* **DATASET ENTRIES**:
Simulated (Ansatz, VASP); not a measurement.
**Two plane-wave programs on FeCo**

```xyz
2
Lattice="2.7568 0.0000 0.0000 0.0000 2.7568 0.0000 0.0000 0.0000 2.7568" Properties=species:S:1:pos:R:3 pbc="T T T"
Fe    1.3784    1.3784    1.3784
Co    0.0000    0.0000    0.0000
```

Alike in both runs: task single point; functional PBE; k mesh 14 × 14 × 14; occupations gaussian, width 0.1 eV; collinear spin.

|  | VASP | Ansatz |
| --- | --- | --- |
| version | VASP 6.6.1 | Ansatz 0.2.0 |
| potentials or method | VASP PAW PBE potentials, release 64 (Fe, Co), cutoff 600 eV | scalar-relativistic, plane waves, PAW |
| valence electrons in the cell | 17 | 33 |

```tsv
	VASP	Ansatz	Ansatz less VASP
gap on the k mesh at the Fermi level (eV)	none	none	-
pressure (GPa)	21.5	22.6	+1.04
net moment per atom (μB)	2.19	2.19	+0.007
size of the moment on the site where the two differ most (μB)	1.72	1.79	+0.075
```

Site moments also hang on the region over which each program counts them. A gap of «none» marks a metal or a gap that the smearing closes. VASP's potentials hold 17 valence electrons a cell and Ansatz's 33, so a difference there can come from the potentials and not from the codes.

* **ASSIGNED TASK**: Reprint the whole listing above exactly.

* **WRITTEN REPLY**:
Simulated (Ansatz, VASP); not a measurement.
**Two plane-wave programs on FeCo**

```xyz
2
Lattice="2.7568 0.0000 0.0000 0.0000 2.7568 0.0000 0.0000 0.0000 2.7568" Properties=species:S:1:pos:R:3 pbc="T T T"
Fe    1.3784    1.3784    1.3784
Co    0.0000    0.0000    0.0000
```

Alike in both runs: task single point; functional PBE; k mesh 14 × 14 × 14; occupations gaussian, width 0.1 eV; collinear spin.

|  | VASP | Ansatz |
| --- | --- | --- |
| version | VASP 6.6.1 | Ansatz 0.2.0 |
| potentials or method | VASP PAW PBE potentials, release 64 (Fe, Co), cutoff 600 eV | scalar-relativistic, plane waves, PAW |
| valence electrons in the cell | 17 | 33 |

```tsv
	VASP	Ansatz	Ansatz less VASP
gap on the k mesh at the Fermi level (eV)	none	none	-
pressure (GPa)	21.5	22.6	+1.04
net moment per atom (μB)	2.19	2.19	+0.007
size of the moment on the site where the two differ most (μB)	1.72	1.79	+0.075
```

Site moments also hang on the region over which each program counts them. A gap of «none» marks a metal or a gap that the smearing closes. VASP's potentials hold 17 valence electrons a cell and Ansatz's 33, so a difference there can come from the potentials and not from the codes.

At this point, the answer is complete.